## Work task
Every record must appear in the response exactly as given.

## Source data
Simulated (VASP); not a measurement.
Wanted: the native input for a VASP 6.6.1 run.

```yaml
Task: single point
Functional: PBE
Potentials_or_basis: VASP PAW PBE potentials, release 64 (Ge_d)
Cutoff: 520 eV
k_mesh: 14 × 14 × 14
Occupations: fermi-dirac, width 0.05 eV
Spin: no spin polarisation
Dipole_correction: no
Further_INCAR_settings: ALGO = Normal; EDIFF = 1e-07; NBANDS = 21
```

## Written response
Simulated (VASP); not a measurement.
Wanted: the native input for a VASP 6.6.1 run.

```yaml
Task: single point
Functional: PBE
Potentials_or_basis: VASP PAW PBE potentials, release 64 (Ge_d)
Cutoff: 520 eV
k_mesh: 14 × 14 × 14
Occupations: fermi-dirac, width 0.05 eV
Spin: no spin polarisation
Dipole_correction: no
Further_INCAR_settings: ALGO = Normal; EDIFF = 1e-07; NBANDS = 21
```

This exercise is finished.